In the records that follow, the lines from the one containing "Compound: C6H9O (charge +1)." to the one containing "Computed, not measured: core-valence-separated", inclusive, are to be given again exactly.

[[ Data extracts open ]]
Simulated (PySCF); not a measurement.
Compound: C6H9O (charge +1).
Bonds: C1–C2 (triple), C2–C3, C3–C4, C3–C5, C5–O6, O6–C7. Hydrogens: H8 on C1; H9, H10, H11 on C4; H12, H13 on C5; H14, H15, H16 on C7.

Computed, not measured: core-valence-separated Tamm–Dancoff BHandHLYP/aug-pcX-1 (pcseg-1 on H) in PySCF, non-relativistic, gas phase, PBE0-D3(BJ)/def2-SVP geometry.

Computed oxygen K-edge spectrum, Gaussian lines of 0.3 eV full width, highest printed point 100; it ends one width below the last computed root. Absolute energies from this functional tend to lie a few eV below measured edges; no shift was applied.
[[ Data extracts closed ]]

#### Task result
Compound: C6H9O (charge +1).
Bonds: C1–C2 (triple), C2–C3, C3–C4, C3–C5, C5–O6, O6–C7. Hydrogens: H8 on C1; H9, H10, H11 on C4; H12, H13 on C5; H14, H15, H16 on C7.

Computed, not measured: core-valence-separated Tamm–Dancoff BHandHLYP/aug-pcX-1 (pcseg-1 on H) in PySCF, non-relativistic, gas phase, PBE0-D3(BJ)/def2-SVP geometry.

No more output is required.